**Listed entries:**
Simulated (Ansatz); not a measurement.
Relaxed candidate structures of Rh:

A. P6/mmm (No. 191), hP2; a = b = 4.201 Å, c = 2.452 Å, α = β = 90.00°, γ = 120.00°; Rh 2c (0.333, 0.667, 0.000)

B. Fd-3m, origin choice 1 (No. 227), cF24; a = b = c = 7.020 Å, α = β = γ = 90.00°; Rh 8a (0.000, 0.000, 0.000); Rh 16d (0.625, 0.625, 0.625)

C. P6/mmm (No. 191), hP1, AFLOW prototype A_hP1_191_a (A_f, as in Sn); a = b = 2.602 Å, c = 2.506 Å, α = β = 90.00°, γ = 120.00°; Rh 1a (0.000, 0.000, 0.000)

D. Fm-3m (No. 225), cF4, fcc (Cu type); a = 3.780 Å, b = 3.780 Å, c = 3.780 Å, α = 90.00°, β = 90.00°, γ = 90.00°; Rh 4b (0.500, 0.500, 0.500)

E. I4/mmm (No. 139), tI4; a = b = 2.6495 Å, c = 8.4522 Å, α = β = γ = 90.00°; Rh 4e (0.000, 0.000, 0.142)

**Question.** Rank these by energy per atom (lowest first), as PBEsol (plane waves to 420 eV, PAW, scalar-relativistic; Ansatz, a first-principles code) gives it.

**Work request:** Nothing but the lines from the top of the records down to the line with "A. P6/mmm (No." belongs in the answer; repeat them exactly.

**Worked solution:**
Simulated (Ansatz); not a measurement.
Relaxed candidate structures of Rh:

A. P6/mmm (No. 191), hP2; a = b = 4.201 Å, c = 2.452 Å, α = β = 90.00°, γ = 120.00°; Rh 2c (0.333, 0.667, 0.000)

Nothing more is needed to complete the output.